[Material shown Boundary: Start]
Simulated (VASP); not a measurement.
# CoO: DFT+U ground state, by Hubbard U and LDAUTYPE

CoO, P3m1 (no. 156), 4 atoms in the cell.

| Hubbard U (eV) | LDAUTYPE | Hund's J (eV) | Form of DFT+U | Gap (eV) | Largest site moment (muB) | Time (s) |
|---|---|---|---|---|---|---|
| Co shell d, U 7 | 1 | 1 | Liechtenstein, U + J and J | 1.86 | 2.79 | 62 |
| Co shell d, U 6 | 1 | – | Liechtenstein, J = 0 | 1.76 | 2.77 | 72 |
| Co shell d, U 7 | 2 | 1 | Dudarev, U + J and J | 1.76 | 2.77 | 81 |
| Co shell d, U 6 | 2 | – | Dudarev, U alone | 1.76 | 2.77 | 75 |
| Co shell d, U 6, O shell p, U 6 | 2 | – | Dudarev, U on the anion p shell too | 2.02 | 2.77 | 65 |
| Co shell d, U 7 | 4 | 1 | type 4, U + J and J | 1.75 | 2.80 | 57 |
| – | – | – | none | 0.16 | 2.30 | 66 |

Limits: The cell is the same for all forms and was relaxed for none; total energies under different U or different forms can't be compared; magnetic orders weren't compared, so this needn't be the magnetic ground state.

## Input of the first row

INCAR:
[Material shown Boundary: End]

• Required action
Word for word, write out each of the records above.

• Exercise result
Simulated (VASP); not a measurement.
# CoO: DFT+U ground state, by Hubbard U and LDAUTYPE

CoO, P3m1 (no. 156), 4 atoms in the cell.

| Hubbard U (eV) | LDAUTYPE | Hund's J (eV) | Form of DFT+U | Gap (eV) | Largest site moment (muB) | Time (s) |
|---|---|---|---|---|---|---|
| Co shell d, U 7 | 1 | 1 | Liechtenstein, U + J and J | 1.86 | 2.79 | 62 |
| Co shell d, U 6 | 1 | – | Liechtenstein, J = 0 | 1.76 | 2.77 | 72 |
| Co shell d, U 7 | 2 | 1 | Dudarev, U + J and J | 1.76 | 2.77 | 81 |
| Co shell d, U 6 | 2 | – | Dudarev, U alone | 1.76 | 2.77 | 75 |
| Co shell d, U 6, O shell p, U 6 | 2 | – | Dudarev, U on the anion p shell too | 2.02 | 2.77 | 65 |
| Co shell d, U 7 | 4 | 1 | type 4, U + J and J | 1.75 | 2.80 | 57 |
| – | – | – | none | 0.16 | 2.30 | 66 |

Limits: The cell is the same for all forms and was relaxed for none; total energies under different U or different forms can't be compared; magnetic orders weren't compared, so this needn't be the magnetic ground state.

## Input of the first row

INCAR:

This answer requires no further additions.